DATASET:
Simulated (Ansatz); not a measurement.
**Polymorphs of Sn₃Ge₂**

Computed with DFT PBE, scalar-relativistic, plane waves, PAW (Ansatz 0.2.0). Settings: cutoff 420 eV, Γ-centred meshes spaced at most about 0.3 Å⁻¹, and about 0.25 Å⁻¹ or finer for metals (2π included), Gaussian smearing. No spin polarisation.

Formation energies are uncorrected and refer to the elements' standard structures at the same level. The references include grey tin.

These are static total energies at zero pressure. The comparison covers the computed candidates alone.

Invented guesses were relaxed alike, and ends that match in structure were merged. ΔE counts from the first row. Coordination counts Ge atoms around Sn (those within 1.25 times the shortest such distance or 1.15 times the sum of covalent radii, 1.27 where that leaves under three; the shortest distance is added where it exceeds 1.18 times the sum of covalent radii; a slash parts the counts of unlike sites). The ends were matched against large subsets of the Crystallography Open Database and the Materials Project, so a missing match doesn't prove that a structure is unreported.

TASK ITEM:
Your output must be an exact copy of every entry.

WORKED SOLUTION:
Simulated (Ansatz); not a measurement.
**Polymorphs of Sn₃Ge₂**

Computed with DFT PBE, scalar-relativistic, plane waves, PAW (Ansatz 0.2.0). Settings: cutoff 420 eV, Γ-centred meshes spaced at most about 0.3 Å⁻¹, and about 0.25 Å⁻¹ or finer for metals (2π included), Gaussian smearing. No spin polarisation.

Formation energies are uncorrected and refer to the elements' standard structures at the same level. The references include grey tin.

These are static total energies at zero pressure. The comparison covers the computed candidates alone.

Invented guesses were relaxed alike, and ends that match in structure were merged. ΔE counts from the first row. Coordination counts Ge atoms around Sn (those within 1.25 times the shortest such distance or 1.15 times the sum of covalent radii, 1.27 where that leaves under three; the shortest distance is added where it exceeds 1.18 times the sum of covalent radii; a slash parts the counts of unlike sites). The ends were matched against large subsets of the Crystallography Open Database and the Materials Project, so a missing match doesn't prove that a structure is unreported.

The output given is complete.